Assigned task:
Return the records below character for character.

Dataset excerpts:
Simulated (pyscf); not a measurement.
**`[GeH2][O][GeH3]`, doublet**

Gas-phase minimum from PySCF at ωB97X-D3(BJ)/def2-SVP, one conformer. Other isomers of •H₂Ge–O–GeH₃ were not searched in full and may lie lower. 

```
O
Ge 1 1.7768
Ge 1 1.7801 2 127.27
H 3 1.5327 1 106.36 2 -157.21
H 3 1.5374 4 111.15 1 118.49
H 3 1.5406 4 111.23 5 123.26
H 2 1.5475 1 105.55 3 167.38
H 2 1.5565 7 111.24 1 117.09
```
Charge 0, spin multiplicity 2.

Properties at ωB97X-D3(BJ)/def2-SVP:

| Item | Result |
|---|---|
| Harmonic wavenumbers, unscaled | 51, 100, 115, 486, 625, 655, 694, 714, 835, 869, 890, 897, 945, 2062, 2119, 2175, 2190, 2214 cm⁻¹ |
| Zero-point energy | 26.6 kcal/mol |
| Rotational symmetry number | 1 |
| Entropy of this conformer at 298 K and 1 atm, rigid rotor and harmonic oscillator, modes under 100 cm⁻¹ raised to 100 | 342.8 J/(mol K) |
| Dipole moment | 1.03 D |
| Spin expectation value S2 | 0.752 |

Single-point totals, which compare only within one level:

Exercise response:
Simulated (pyscf); not a measurement.
**`[GeH2][O][GeH3]`, doublet**

Gas-phase minimum from PySCF at ωB97X-D3(BJ)/def2-SVP, one conformer. Other isomers of •H₂Ge–O–GeH₃ were not searched in full and may lie lower. 

```
O
Ge 1 1.7768
Ge 1 1.7801 2 127.27
H 3 1.5327 1 106.36 2 -157.21
H 3 1.5374 4 111.15 1 118.49
H 3 1.5406 4 111.23 5 123.26
H 2 1.5475 1 105.55 3 167.38
H 2 1.5565 7 111.24 1 117.09
```
Charge 0, spin multiplicity 2.

Properties at ωB97X-D3(BJ)/def2-SVP:

| Item | Result |
|---|---|
| Harmonic wavenumbers, unscaled | 51, 100, 115, 486, 625, 655, 694, 714, 835, 869, 890, 897, 945, 2062, 2119, 2175, 2190, 2214 cm⁻¹ |
| Zero-point energy | 26.6 kcal/mol |
| Rotational symmetry number | 1 |
| Entropy of this conformer at 298 K and 1 atm, rigid rotor and harmonic oscillator, modes under 100 cm⁻¹ raised to 100 | 342.8 J/(mol K) |
| Dipole moment | 1.03 D |
| Spin expectation value S2 | 0.752 |

Single-point totals, which compare only within one level:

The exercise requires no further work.